ENTRIES SHOWN
■ ■ ■ ■ ■

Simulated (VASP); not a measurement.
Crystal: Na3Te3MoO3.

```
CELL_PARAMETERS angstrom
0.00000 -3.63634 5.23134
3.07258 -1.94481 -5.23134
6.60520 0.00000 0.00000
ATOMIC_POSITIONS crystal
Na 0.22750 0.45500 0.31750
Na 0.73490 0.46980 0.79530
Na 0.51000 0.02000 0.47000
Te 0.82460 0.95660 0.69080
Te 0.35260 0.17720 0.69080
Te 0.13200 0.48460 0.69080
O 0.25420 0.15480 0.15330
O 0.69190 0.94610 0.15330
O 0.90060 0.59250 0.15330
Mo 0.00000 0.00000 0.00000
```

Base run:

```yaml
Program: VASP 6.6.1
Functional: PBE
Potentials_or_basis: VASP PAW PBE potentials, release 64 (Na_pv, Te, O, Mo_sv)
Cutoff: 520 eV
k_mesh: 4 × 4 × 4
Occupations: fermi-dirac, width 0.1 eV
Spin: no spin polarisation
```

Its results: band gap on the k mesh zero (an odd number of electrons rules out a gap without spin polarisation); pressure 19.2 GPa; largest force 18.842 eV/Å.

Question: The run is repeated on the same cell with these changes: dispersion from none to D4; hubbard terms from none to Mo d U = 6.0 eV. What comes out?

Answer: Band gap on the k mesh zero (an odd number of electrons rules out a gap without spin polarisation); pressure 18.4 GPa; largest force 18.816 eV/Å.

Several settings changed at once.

■ ■ ■ ■ ■

From the start of the data to the line that holds "Answer: Band gap", retype each line exactly, with both ends included.

Simulated (VASP); not a measurement.
Crystal: Na3Te3MoO3.

```
CELL_PARAMETERS angstrom
0.00000 -3.63634 5.23134
3.07258 -1.94481 -5.23134
6.60520 0.00000 0.00000
ATOMIC_POSITIONS crystal
Na 0.22750 0.45500 0.31750
Na 0.73490 0.46980 0.79530
Na 0.51000 0.02000 0.47000
Te 0.82460 0.95660 0.69080
Te 0.35260 0.17720 0.69080
Te 0.13200 0.48460 0.69080
O 0.25420 0.15480 0.15330
O 0.69190 0.94610 0.15330
O 0.90060 0.59250 0.15330
Mo 0.00000 0.00000 0.00000
```

Base run:

```yaml
Program: VASP 6.6.1
Functional: PBE
Potentials_or_basis: VASP PAW PBE potentials, release 64 (Na_pv, Te, O, Mo_sv)
Cutoff: 520 eV
k_mesh: 4 × 4 × 4
Occupations: fermi-dirac, width 0.1 eV
Spin: no spin polarisation
```

Its results: band gap on the k mesh zero (an odd number of electrons rules out a gap without spin polarisation); pressure 19.2 GPa; largest force 18.842 eV/Å.

Question: The run is repeated on the same cell with these changes: dispersion from none to D4; hubbard terms from none to Mo d U = 6.0 eV. What comes out?

Answer: Band gap on the k mesh zero (an odd number of electrons rules out a gap without spin polarisation); pressure 18.4 GPa; largest force 18.816 eV/Å.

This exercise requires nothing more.